--- START ---
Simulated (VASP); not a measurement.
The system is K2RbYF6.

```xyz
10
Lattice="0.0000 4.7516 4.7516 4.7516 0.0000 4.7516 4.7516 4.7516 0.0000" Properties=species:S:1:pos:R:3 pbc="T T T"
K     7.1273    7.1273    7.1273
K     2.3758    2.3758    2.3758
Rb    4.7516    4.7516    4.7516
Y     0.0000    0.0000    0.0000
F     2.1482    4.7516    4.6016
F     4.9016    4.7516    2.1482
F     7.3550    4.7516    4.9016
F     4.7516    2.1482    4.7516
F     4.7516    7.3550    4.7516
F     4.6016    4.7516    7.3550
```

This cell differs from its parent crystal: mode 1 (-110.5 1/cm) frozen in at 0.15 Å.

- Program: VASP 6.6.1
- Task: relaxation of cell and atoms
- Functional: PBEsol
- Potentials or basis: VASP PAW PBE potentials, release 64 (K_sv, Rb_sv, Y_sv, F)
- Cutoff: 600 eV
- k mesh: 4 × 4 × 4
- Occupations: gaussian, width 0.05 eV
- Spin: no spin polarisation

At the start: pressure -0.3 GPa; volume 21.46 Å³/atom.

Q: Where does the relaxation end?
--- END ---

(Required action): Print exactly the lines above, between the one holding "This cell differs" and the one holding "- k mesh: 4 × 4 × 4", inclusive, and nothing besides.

(Exercise output):
This cell differs from its parent crystal: mode 1 (-110.5 1/cm) frozen in at 0.15 Å.

- Program: VASP 6.6.1
- Task: relaxation of cell and atoms
- Functional: PBEsol
- Potentials or basis: VASP PAW PBE potentials, release 64 (K_sv, Rb_sv, Y_sv, F)
- Cutoff: 600 eV
- k mesh: 4 × 4 × 4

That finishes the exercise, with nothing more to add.